-- Dataset records follows --

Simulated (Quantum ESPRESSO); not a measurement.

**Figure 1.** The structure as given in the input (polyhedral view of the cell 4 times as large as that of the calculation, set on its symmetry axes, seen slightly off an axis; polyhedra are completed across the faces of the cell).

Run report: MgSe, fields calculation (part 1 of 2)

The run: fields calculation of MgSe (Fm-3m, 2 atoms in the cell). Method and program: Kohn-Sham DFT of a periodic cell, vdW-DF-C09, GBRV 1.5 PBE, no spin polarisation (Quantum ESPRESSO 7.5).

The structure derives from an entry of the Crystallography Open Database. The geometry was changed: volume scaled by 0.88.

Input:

-- Dataset records concluded --

- Activity
Set down verbatim only the lines between the start of the data above and the line with "The structure derives", both boundaries included.

- Answer space
Simulated (Quantum ESPRESSO); not a measurement.

**Figure 1.** The structure as given in the input (polyhedral view of the cell 4 times as large as that of the calculation, set on its symmetry axes, seen slightly off an axis; polyhedra are completed across the faces of the cell).

Run report: MgSe, fields calculation (part 1 of 2)

The run: fields calculation of MgSe (Fm-3m, 2 atoms in the cell). Method and program: Kohn-Sham DFT of a periodic cell, vdW-DF-C09, GBRV 1.5 PBE, no spin polarisation (Quantum ESPRESSO 7.5).

The structure derives from an entry of the Crystallography Open Database. The geometry was changed: volume scaled by 0.88.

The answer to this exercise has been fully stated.